[Start of Attachment]

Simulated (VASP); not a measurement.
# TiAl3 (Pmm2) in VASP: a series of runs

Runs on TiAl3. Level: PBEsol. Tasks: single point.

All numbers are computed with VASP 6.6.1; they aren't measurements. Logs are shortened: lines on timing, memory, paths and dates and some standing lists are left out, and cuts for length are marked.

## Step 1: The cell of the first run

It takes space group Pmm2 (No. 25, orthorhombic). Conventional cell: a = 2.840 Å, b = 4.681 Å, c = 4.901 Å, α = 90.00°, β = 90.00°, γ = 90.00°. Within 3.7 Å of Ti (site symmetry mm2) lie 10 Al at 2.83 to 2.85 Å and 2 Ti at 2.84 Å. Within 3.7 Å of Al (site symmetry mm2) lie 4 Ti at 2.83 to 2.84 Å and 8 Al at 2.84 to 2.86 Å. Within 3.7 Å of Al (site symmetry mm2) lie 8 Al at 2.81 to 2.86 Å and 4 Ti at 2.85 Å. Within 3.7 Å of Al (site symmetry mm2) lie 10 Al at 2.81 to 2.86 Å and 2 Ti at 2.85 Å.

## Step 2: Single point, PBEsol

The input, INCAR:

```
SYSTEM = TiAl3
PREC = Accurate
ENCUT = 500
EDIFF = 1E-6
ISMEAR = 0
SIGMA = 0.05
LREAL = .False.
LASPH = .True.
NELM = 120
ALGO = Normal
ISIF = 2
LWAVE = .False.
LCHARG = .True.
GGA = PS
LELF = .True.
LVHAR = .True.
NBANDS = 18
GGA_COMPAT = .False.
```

[End of Attachment]

Exercise: Output exactly the span of lines beginning at the first line of the records and ending at the line that holds "## Step 1: The cell of the first run", inclusive, with no other text.

Response:
Simulated (VASP); not a measurement.
# TiAl3 (Pmm2) in VASP: a series of runs

Runs on TiAl3. Level: PBEsol. Tasks: single point.

All numbers are computed with VASP 6.6.1; they aren't measurements. Logs are shortened: lines on timing, memory, paths and dates and some standing lists are left out, and cuts for length are marked.

## Step 1: The cell of the first run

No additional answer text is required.